> [REQUIREMENT] Scan the records beneath this line for the line holding "The cell was" and the line holding "The band gap", then transcribe exactly those two and all lines between.

------------------------------------------------------------

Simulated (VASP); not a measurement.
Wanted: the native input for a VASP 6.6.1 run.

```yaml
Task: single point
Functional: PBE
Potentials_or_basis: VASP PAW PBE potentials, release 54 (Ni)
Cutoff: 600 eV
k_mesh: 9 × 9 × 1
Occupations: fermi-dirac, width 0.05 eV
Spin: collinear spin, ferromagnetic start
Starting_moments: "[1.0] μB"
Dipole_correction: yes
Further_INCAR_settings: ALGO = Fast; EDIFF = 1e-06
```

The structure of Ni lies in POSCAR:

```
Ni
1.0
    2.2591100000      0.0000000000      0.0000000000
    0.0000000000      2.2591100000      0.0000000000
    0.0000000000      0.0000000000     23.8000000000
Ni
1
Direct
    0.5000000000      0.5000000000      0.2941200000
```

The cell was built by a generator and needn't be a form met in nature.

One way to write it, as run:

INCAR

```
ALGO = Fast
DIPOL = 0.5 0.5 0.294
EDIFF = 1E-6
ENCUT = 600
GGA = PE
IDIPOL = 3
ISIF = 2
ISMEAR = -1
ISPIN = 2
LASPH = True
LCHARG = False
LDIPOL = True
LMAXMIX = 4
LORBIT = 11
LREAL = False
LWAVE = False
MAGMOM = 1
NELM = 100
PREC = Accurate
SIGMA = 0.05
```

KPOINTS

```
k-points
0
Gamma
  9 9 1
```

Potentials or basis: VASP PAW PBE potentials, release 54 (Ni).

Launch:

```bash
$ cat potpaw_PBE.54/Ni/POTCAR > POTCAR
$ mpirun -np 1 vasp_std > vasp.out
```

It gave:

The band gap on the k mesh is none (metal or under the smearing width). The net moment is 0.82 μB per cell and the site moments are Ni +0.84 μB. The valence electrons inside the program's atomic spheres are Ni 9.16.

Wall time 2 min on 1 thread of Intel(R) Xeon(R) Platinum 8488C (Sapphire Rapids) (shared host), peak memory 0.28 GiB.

------------------------------------------------------------

> [ANSWER SPACE]
The cell was built by a generator and needn't be a form met in nature.

One way to write it, as run:

INCAR

```
ALGO = Fast
DIPOL = 0.5 0.5 0.294
EDIFF = 1E-6
ENCUT = 600
GGA = PE
IDIPOL = 3
ISIF = 2
ISMEAR = -1
ISPIN = 2
LASPH = True
LCHARG = False
LDIPOL = True
LMAXMIX = 4
LORBIT = 11
LREAL = False
LWAVE = False
MAGMOM = 1
NELM = 100
PREC = Accurate
SIGMA = 0.05
```

KPOINTS

```
k-points
0
Gamma
  9 9 1
```

Potentials or basis: VASP PAW PBE potentials, release 54 (Ni).

Launch:

```bash
$ cat potpaw_PBE.54/Ni/POTCAR > POTCAR
$ mpirun -np 1 vasp_std > vasp.out
```

It gave:

The band gap on the k mesh is none (metal or under the smearing width). The net moment is 0.82 μB per cell and the site moments are Ni +0.84 μB. The valence electrons inside the program's atomic spheres are Ni 9.16.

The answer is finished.